LISTED RECORDS -
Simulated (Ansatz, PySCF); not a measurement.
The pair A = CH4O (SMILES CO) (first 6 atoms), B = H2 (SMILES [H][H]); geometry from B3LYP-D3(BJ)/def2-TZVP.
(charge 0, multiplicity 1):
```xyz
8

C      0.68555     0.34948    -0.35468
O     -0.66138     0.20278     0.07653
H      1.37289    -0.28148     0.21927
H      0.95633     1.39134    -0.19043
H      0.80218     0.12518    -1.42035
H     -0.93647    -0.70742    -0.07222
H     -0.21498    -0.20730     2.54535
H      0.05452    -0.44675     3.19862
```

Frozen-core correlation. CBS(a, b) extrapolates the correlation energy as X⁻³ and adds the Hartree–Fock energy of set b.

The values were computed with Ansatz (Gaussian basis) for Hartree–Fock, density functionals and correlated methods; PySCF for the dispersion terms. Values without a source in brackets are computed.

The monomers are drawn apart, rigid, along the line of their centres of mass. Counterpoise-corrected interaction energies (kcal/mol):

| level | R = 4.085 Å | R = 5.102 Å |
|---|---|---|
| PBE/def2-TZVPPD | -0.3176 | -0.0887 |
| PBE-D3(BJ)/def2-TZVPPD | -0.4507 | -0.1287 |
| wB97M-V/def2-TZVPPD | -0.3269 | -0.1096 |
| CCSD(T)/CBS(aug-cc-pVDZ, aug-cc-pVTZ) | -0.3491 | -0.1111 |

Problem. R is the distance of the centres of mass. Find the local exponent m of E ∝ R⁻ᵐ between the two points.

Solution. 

ASSIGNED TASK - Give back, verbatim, the lines from the top of the entries above through the line containing "Problem. R is".

EXPECTED ANSWER -
Simulated (Ansatz, PySCF); not a measurement.
The pair A = CH4O (SMILES CO) (first 6 atoms), B = H2 (SMILES [H][H]); geometry from B3LYP-D3(BJ)/def2-TZVP.
(charge 0, multiplicity 1):
```xyz
8

C      0.68555     0.34948    -0.35468
O     -0.66138     0.20278     0.07653
H      1.37289    -0.28148     0.21927
H      0.95633     1.39134    -0.19043
H      0.80218     0.12518    -1.42035
H     -0.93647    -0.70742    -0.07222
H     -0.21498    -0.20730     2.54535
H      0.05452    -0.44675     3.19862
```

Frozen-core correlation. CBS(a, b) extrapolates the correlation energy as X⁻³ and adds the Hartree–Fock energy of set b.

The values were computed with Ansatz (Gaussian basis) for Hartree–Fock, density functionals and correlated methods; PySCF for the dispersion terms. Values without a source in brackets are computed.

The monomers are drawn apart, rigid, along the line of their centres of mass. Counterpoise-corrected interaction energies (kcal/mol):

| level | R = 4.085 Å | R = 5.102 Å |
|---|---|---|
| PBE/def2-TZVPPD | -0.3176 | -0.0887 |
| PBE-D3(BJ)/def2-TZVPPD | -0.4507 | -0.1287 |
| wB97M-V/def2-TZVPPD | -0.3269 | -0.1096 |
| CCSD(T)/CBS(aug-cc-pVDZ, aug-cc-pVTZ) | -0.3491 | -0.1111 |

Problem. R is the distance of the centres of mass. Find the local exponent m of E ∝ R⁻ᵐ between the two points.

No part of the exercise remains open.